Assigned task:
Write out, word for word, the first line of the data below and every line after it through the one containing "Wanted: eigenvalues, radial".

Provided records:
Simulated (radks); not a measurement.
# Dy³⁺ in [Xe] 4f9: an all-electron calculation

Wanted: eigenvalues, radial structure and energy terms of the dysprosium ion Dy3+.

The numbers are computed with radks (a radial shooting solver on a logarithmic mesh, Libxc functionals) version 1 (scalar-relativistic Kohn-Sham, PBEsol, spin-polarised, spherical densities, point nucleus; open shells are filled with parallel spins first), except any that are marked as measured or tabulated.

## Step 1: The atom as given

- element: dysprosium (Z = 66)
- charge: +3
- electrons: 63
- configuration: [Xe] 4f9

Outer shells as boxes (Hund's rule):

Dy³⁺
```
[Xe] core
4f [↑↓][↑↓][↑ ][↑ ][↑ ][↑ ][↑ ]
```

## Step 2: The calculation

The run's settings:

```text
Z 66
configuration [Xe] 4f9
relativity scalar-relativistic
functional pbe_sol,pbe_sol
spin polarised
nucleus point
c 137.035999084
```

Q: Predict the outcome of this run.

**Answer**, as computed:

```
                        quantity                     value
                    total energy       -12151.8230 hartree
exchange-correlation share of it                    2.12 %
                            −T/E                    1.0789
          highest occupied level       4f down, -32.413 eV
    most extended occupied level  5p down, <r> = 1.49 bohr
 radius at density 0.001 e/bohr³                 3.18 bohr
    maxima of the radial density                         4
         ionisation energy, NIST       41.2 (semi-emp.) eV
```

Exercise output:
Simulated (radks); not a measurement.
# Dy³⁺ in [Xe] 4f9: an all-electron calculation

Wanted: eigenvalues, radial structure and energy terms of the dysprosium ion Dy3+.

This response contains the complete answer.